WORK ITEM — Repeat word for word every line of the data below, from the first through the line containing "Q: How long", and stop there.

DATA PROVIDED —
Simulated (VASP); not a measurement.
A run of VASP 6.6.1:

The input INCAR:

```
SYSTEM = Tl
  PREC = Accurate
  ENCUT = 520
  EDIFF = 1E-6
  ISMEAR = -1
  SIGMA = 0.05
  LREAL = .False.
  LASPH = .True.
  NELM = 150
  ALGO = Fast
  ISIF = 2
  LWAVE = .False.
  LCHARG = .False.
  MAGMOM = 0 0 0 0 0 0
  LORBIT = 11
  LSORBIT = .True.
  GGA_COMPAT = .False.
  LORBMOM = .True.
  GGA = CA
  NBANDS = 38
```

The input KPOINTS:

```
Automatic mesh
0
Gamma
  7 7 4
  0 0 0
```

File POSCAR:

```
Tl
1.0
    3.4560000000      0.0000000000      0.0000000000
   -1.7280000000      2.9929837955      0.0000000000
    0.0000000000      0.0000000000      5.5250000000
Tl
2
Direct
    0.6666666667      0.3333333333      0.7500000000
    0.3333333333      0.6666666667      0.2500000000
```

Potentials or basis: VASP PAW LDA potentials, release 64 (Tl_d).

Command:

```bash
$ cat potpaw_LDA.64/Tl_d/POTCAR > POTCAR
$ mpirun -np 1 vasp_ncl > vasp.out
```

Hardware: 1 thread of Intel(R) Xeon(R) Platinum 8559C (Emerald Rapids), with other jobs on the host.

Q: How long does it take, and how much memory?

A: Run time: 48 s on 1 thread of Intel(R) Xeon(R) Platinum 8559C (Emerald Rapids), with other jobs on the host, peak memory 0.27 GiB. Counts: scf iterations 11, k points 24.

RESPONSE BOX —
Simulated (VASP); not a measurement.
A run of VASP 6.6.1:

The input INCAR:

```
SYSTEM = Tl
  PREC = Accurate
  ENCUT = 520
  EDIFF = 1E-6
  ISMEAR = -1
  SIGMA = 0.05
  LREAL = .False.
  LASPH = .True.
  NELM = 150
  ALGO = Fast
  ISIF = 2
  LWAVE = .False.
  LCHARG = .False.
  MAGMOM = 0 0 0 0 0 0
  LORBIT = 11
  LSORBIT = .True.
  GGA_COMPAT = .False.
  LORBMOM = .True.
  GGA = CA
  NBANDS = 38
```

The input KPOINTS:

```
Automatic mesh
0
Gamma
  7 7 4
  0 0 0
```

File POSCAR:

```
Tl
1.0
    3.4560000000      0.0000000000      0.0000000000
   -1.7280000000      2.9929837955      0.0000000000
    0.0000000000      0.0000000000      5.5250000000
Tl
2
Direct
    0.6666666667      0.3333333333      0.7500000000
    0.3333333333      0.6666666667      0.2500000000
```

Potentials or basis: VASP PAW LDA potentials, release 64 (Tl_d).

Command:

```bash
$ cat potpaw_LDA.64/Tl_d/POTCAR > POTCAR
$ mpirun -np 1 vasp_ncl > vasp.out
```

Hardware: 1 thread of Intel(R) Xeon(R) Platinum 8559C (Emerald Rapids), with other jobs on the host.

Q: How long does it take, and how much memory?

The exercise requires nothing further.